──────────

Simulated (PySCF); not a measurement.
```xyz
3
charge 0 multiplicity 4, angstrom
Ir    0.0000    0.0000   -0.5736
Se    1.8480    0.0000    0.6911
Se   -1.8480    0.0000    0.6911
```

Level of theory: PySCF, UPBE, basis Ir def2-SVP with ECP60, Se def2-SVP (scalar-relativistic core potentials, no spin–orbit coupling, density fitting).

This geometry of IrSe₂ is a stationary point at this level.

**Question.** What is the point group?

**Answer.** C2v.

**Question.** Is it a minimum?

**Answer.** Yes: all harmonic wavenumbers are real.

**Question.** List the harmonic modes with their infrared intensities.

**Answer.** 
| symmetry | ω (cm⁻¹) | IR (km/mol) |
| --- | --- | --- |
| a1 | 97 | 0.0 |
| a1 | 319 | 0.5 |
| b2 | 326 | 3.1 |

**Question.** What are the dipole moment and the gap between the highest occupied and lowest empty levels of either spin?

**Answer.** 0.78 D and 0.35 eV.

──────────

▶ _Work request_: Every record above must be repeated word for word.

▶ _Answer section_:
Simulated (PySCF); not a measurement.
```xyz
3
charge 0 multiplicity 4, angstrom
Ir    0.0000    0.0000   -0.5736
Se    1.8480    0.0000    0.6911
Se   -1.8480    0.0000    0.6911
```

Level of theory: PySCF, UPBE, basis Ir def2-SVP with ECP60, Se def2-SVP (scalar-relativistic core potentials, no spin–orbit coupling, density fitting).

This geometry of IrSe₂ is a stationary point at this level.

**Question.** What is the point group?

**Answer.** C2v.

**Question.** Is it a minimum?

**Answer.** Yes: all harmonic wavenumbers are real.

**Question.** List the harmonic modes with their infrared intensities.

**Answer.** 
| symmetry | ω (cm⁻¹) | IR (km/mol) |
| --- | --- | --- |
| a1 | 97 | 0.0 |
| a1 | 319 | 0.5 |
| b2 | 326 | 3.1 |

**Question.** What are the dipole moment and the gap between the highest occupied and lowest empty levels of either spin?

**Answer.** 0.78 D and 0.35 eV.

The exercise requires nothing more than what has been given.